## Given records
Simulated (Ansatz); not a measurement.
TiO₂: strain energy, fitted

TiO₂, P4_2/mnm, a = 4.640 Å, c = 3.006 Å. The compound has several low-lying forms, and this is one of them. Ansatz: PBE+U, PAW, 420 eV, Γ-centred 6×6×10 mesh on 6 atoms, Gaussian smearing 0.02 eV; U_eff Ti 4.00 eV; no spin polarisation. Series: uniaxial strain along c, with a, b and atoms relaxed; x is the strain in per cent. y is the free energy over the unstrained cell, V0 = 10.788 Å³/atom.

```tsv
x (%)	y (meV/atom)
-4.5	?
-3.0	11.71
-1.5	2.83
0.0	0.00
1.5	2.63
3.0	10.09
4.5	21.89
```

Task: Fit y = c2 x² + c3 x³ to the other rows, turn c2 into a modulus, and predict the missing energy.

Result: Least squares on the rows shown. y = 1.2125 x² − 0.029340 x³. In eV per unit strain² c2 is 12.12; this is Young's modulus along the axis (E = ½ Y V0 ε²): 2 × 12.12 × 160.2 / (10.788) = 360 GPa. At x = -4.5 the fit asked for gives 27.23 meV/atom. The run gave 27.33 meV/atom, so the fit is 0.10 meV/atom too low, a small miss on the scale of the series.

## Assignment
Each record above, in full: retype it verbatim.

## Exercise output
Simulated (Ansatz); not a measurement.
TiO₂: strain energy, fitted

TiO₂, P4_2/mnm, a = 4.640 Å, c = 3.006 Å. The compound has several low-lying forms, and this is one of them. Ansatz: PBE+U, PAW, 420 eV, Γ-centred 6×6×10 mesh on 6 atoms, Gaussian smearing 0.02 eV; U_eff Ti 4.00 eV; no spin polarisation. Series: uniaxial strain along c, with a, b and atoms relaxed; x is the strain in per cent. y is the free energy over the unstrained cell, V0 = 10.788 Å³/atom.

```tsv
x (%)	y (meV/atom)
-4.5	?
-3.0	11.71
-1.5	2.83
0.0	0.00
1.5	2.63
3.0	10.09
4.5	21.89
```

Task: Fit y = c2 x² + c3 x³ to the other rows, turn c2 into a modulus, and predict the missing energy.

Result: Least squares on the rows shown. y = 1.2125 x² − 0.029340 x³. In eV per unit strain² c2 is 12.12; this is Young's modulus along the axis (E = ½ Y V0 ε²): 2 × 12.12 × 160.2 / (10.788) = 360 GPa. At x = -4.5 the fit asked for gives 27.23 meV/atom. The run gave 27.33 meV/atom, so the fit is 0.10 meV/atom too low, a small miss on the scale of the series.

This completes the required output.